# [Task item]
Only part of the listing is needed, namely the lines from its start through the line with "The pressure is", and they should be retyped exactly.

-------- Provided material --------

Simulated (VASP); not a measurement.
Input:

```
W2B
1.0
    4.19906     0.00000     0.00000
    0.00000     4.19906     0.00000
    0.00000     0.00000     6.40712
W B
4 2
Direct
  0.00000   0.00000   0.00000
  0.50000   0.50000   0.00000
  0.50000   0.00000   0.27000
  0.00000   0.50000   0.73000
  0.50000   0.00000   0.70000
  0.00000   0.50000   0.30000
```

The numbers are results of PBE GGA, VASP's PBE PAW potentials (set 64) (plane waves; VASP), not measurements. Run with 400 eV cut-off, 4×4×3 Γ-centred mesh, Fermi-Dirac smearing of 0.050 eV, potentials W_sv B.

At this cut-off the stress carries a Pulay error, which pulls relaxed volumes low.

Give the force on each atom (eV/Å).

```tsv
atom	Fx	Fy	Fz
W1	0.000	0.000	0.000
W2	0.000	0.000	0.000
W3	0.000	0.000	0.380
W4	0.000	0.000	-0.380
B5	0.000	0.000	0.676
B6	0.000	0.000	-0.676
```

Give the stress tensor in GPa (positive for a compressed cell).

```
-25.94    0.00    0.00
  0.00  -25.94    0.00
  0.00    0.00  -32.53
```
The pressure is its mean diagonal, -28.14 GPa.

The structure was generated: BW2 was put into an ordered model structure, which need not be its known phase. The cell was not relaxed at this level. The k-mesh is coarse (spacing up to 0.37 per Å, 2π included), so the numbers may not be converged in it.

--------

# [Result]
Simulated (VASP); not a measurement.
Input:

```
W2B
1.0
    4.19906     0.00000     0.00000
    0.00000     4.19906     0.00000
    0.00000     0.00000     6.40712
W B
4 2
Direct
  0.00000   0.00000   0.00000
  0.50000   0.50000   0.00000
  0.50000   0.00000   0.27000
  0.00000   0.50000   0.73000
  0.50000   0.00000   0.70000
  0.00000   0.50000   0.30000
```

The numbers are results of PBE GGA, VASP's PBE PAW potentials (set 64) (plane waves; VASP), not measurements. Run with 400 eV cut-off, 4×4×3 Γ-centred mesh, Fermi-Dirac smearing of 0.050 eV, potentials W_sv B.

At this cut-off the stress carries a Pulay error, which pulls relaxed volumes low.

Give the force on each atom (eV/Å).

```tsv
atom	Fx	Fy	Fz
W1	0.000	0.000	0.000
W2	0.000	0.000	0.000
W3	0.000	0.000	0.380
W4	0.000	0.000	-0.380
B5	0.000	0.000	0.676
B6	0.000	0.000	-0.676
```

Give the stress tensor in GPa (positive for a compressed cell).

```
-25.94    0.00    0.00
  0.00  -25.94    0.00
  0.00    0.00  -32.53
```
The pressure is its mean diagonal, -28.14 GPa.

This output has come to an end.